[LISTED RECORDS — start]
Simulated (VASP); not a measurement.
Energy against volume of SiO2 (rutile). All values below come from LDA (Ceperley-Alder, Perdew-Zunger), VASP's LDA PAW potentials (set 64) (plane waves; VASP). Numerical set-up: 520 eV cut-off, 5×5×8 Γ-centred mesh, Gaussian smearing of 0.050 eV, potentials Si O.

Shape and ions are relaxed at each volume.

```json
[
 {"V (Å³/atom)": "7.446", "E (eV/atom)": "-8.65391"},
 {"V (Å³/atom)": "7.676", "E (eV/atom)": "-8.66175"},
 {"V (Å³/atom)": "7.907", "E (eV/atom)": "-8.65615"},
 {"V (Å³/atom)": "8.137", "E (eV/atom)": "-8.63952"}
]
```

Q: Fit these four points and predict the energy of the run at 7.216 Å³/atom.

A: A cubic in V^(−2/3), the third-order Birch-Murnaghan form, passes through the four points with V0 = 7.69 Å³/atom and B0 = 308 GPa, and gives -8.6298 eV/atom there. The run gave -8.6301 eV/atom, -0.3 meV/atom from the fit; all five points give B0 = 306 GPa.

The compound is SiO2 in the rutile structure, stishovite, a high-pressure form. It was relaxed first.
[LISTED RECORDS — finish]

WORK TASK: In the data above, which lines lie between the line with "Q: Fit these" and the line with "A: A cubic in", inclusive? Print those lines exactly and nothing else.

SOLUTION:
Q: Fit these four points and predict the energy of the run at 7.216 Å³/atom.

A: A cubic in V^(−2/3), the third-order Birch-Murnaghan form, passes through the four points with V0 = 7.69 Å³/atom and B0 = 308 GPa, and gives -8.6298 eV/atom there. The run gave -8.6301 eV/atom, -0.3 meV/atom from the fit; all five points give B0 = 306 GPa.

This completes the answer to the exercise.